▸ INFORMATION SUPPLIED:
****************************************
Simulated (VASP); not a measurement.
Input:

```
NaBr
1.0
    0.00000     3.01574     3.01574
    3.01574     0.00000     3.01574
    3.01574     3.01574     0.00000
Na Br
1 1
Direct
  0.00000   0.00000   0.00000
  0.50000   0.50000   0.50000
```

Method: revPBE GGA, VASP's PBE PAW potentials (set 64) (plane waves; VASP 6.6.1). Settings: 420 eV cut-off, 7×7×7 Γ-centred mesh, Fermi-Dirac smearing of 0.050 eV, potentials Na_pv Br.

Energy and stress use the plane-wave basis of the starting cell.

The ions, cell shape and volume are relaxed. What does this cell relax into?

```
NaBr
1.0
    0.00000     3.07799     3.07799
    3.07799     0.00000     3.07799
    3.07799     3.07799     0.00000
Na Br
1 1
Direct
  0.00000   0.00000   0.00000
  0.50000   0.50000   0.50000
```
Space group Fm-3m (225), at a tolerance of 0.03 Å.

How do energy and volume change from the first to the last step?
****************************************

▸ WORK ORDER: Exactly as shown above, return every record.

▸ YOUR RESPONSE:
Simulated (VASP); not a measurement.
Input:

```
NaBr
1.0
    0.00000     3.01574     3.01574
    3.01574     0.00000     3.01574
    3.01574     3.01574     0.00000
Na Br
1 1
Direct
  0.00000   0.00000   0.00000
  0.50000   0.50000   0.50000
```

Method: revPBE GGA, VASP's PBE PAW potentials (set 64) (plane waves; VASP 6.6.1). Settings: 420 eV cut-off, 7×7×7 Γ-centred mesh, Fermi-Dirac smearing of 0.050 eV, potentials Na_pv Br.

Energy and stress use the plane-wave basis of the starting cell.

The ions, cell shape and volume are relaxed. What does this cell relax into?

```
NaBr
1.0
    0.00000     3.07799     3.07799
    3.07799     0.00000     3.07799
    3.07799     3.07799     0.00000
Na Br
1 1
Direct
  0.00000   0.00000   0.00000
  0.50000   0.50000   0.50000
```
Space group Fm-3m (225), at a tolerance of 0.03 Å.

How do energy and volume change from the first to the last step?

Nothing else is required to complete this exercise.